WORK TASK: After locating the line that contains "- Potentials or" in the data below, set down exactly that line and each one after it through the line that contains "One way to write", and nothing more.

DATASET CONTENT:
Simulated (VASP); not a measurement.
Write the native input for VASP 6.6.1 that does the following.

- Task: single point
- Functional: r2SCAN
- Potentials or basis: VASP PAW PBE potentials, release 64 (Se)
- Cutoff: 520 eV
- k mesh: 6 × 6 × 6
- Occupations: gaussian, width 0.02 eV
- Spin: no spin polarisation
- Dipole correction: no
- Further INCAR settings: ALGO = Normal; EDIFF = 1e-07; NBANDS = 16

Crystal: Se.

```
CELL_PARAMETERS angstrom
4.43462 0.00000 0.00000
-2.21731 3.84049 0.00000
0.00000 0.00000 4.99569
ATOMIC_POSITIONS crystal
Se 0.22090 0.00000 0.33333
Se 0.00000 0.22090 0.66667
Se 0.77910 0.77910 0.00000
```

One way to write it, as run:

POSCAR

TASK ANSWER:
- Potentials or basis: VASP PAW PBE potentials, release 64 (Se)
- Cutoff: 520 eV
- k mesh: 6 × 6 × 6
- Occupations: gaussian, width 0.02 eV
- Spin: no spin polarisation
- Dipole correction: no
- Further INCAR settings: ALGO = Normal; EDIFF = 1e-07; NBANDS = 16

Crystal: Se.

```
CELL_PARAMETERS angstrom
4.43462 0.00000 0.00000
-2.21731 3.84049 0.00000
0.00000 0.00000 4.99569
ATOMIC_POSITIONS crystal
Se 0.22090 0.00000 0.33333
Se 0.00000 0.22090 0.66667
Se 0.77910 0.77910 0.00000
```

One way to write it, as run:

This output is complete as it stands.